Every entry must be output exactly as it was written.

━━ Given entries ━━

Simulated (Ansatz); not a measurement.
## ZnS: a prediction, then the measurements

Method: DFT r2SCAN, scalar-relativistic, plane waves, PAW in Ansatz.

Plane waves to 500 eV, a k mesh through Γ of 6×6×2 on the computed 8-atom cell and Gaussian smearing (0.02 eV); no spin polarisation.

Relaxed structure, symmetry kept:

━━━

* **Exercise result**
Simulated (Ansatz); not a measurement.
## ZnS: a prediction, then the measurements

Method: DFT r2SCAN, scalar-relativistic, plane waves, PAW in Ansatz.

Plane waves to 500 eV, a k mesh through Γ of 6×6×2 on the computed 8-atom cell and Gaussian smearing (0.02 eV); no spin polarisation.

Relaxed structure, symmetry kept:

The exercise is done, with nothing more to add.